**Requirement**
Only one span of the listing below is wanted: the lines from the one with "## One calculation of GaN, two programs" through the one with "Alike in both", reproduced exactly, both ends kept.

*** Data shown ***
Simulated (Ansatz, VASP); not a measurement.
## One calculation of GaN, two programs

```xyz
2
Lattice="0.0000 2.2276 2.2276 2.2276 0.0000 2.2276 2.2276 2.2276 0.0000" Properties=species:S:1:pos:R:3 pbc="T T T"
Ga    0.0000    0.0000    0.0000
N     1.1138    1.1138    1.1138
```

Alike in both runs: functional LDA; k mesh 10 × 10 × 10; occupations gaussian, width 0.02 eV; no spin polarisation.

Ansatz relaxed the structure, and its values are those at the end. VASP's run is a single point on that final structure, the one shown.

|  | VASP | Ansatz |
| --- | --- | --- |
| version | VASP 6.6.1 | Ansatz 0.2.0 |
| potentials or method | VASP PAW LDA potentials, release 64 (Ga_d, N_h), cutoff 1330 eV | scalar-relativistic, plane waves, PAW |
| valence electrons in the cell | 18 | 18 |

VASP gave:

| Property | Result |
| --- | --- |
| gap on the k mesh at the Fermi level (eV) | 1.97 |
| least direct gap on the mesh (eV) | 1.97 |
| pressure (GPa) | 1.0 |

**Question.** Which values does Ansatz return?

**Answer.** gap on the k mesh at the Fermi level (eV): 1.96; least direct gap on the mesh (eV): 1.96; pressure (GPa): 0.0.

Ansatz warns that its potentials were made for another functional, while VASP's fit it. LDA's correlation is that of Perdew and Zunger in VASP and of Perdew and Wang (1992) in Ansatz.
*** End of Data shown ***

**Task response**
## One calculation of GaN, two programs

```xyz
2
Lattice="0.0000 2.2276 2.2276 2.2276 0.0000 2.2276 2.2276 2.2276 0.0000" Properties=species:S:1:pos:R:3 pbc="T T T"
Ga    0.0000    0.0000    0.0000
N     1.1138    1.1138    1.1138
```

Alike in both runs: functional LDA; k mesh 10 × 10 × 10; occupations gaussian, width 0.02 eV; no spin polarisation.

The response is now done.